- _DATASET ENTRIES_
Segment Open

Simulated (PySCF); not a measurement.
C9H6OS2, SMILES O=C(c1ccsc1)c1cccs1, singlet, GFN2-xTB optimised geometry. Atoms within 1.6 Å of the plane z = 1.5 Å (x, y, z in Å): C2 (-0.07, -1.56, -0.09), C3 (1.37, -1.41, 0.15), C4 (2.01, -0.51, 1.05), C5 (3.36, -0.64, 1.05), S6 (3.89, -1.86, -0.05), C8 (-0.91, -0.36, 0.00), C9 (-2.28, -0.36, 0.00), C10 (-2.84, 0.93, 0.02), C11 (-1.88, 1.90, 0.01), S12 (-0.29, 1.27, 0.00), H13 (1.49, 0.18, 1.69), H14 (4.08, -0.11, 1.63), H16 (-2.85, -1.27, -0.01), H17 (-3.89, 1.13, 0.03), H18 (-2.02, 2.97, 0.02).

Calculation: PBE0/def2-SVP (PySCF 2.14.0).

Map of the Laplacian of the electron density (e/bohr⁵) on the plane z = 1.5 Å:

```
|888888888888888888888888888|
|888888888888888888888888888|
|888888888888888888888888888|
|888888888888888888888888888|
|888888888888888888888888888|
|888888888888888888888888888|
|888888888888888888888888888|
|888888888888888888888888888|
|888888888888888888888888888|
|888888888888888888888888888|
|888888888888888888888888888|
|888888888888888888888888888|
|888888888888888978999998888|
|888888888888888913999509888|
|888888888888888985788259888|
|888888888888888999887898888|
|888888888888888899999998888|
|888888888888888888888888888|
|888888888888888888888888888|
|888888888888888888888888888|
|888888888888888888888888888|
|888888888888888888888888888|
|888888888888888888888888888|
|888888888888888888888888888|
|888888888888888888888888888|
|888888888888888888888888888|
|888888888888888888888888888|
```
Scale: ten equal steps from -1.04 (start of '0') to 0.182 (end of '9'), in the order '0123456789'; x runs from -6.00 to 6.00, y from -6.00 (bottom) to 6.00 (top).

Segment Closed

- _WORK REQUEST_
Copy every line of the records above, starting with the first, up to and including the line containing "Calculation: PBE0/def2-SVP (PySCF 2.14.0).".

- _RESULT_
Simulated (PySCF); not a measurement.
C9H6OS2, SMILES O=C(c1ccsc1)c1cccs1, singlet, GFN2-xTB optimised geometry. Atoms within 1.6 Å of the plane z = 1.5 Å (x, y, z in Å): C2 (-0.07, -1.56, -0.09), C3 (1.37, -1.41, 0.15), C4 (2.01, -0.51, 1.05), C5 (3.36, -0.64, 1.05), S6 (3.89, -1.86, -0.05), C8 (-0.91, -0.36, 0.00), C9 (-2.28, -0.36, 0.00), C10 (-2.84, 0.93, 0.02), C11 (-1.88, 1.90, 0.01), S12 (-0.29, 1.27, 0.00), H13 (1.49, 0.18, 1.69), H14 (4.08, -0.11, 1.63), H16 (-2.85, -1.27, -0.01), H17 (-3.89, 1.13, 0.03), H18 (-2.02, 2.97, 0.02).

Calculation: PBE0/def2-SVP (PySCF 2.14.0).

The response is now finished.